*** Information given

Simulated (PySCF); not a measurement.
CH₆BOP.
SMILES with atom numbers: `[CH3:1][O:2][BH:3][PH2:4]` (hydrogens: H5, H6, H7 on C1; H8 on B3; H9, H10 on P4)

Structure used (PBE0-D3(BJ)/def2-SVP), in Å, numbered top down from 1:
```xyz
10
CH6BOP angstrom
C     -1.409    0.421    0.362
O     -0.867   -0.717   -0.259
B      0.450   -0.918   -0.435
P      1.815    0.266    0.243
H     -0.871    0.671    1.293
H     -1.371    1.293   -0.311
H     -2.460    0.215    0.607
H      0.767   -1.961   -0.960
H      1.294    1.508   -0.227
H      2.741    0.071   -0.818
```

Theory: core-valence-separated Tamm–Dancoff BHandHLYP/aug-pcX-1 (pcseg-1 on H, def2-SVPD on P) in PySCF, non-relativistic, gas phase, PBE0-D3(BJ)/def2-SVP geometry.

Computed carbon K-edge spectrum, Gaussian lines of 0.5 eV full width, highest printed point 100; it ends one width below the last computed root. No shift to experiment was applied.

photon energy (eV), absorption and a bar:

******

Assigned task — Output exactly the lines of the records from the first through the one bearing "Computed carbon K-edge", both ends included.

Problem solution —
Simulated (PySCF); not a measurement.
CH₆BOP.
SMILES with atom numbers: `[CH3:1][O:2][BH:3][PH2:4]` (hydrogens: H5, H6, H7 on C1; H8 on B3; H9, H10 on P4)

Structure used (PBE0-D3(BJ)/def2-SVP), in Å, numbered top down from 1:
```xyz
10
CH6BOP angstrom
C     -1.409    0.421    0.362
O     -0.867   -0.717   -0.259
B      0.450   -0.918   -0.435
P      1.815    0.266    0.243
H     -0.871    0.671    1.293
H     -1.371    1.293   -0.311
H     -2.460    0.215    0.607
H      0.767   -1.961   -0.960
H      1.294    1.508   -0.227
H      2.741    0.071   -0.818
```

Theory: core-valence-separated Tamm–Dancoff BHandHLYP/aug-pcX-1 (pcseg-1 on H, def2-SVPD on P) in PySCF, non-relativistic, gas phase, PBE0-D3(BJ)/def2-SVP geometry.

Computed carbon K-edge spectrum, Gaussian lines of 0.5 eV full width, highest printed point 100; it ends one width below the last computed root. No shift to experiment was applied.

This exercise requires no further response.